> [Work instruction]:
Look below for the line holding "Structures and frequencies: ωB97X-D3(BJ)/def2-SVP" and the line holding "### Question". Transcribe exactly those lines and all lines between them, nothing more.

+++

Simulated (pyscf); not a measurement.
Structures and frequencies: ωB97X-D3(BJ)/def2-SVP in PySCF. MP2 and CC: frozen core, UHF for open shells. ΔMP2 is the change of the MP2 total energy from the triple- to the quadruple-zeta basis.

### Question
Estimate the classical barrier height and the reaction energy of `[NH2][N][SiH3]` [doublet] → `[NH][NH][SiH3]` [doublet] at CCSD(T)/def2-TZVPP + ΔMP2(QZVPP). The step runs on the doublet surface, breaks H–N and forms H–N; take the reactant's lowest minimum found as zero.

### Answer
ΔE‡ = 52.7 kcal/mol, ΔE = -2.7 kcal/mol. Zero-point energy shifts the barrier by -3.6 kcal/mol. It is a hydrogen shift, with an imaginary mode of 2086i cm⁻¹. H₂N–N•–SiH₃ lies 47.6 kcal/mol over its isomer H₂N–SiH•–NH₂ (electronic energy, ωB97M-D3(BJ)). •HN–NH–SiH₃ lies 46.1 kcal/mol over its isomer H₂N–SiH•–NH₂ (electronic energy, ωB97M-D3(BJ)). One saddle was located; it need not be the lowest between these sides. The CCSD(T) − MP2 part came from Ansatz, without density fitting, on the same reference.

+++

> [Task response]:
Structures and frequencies: ωB97X-D3(BJ)/def2-SVP in PySCF. MP2 and CC: frozen core, UHF for open shells. ΔMP2 is the change of the MP2 total energy from the triple- to the quadruple-zeta basis.

### Question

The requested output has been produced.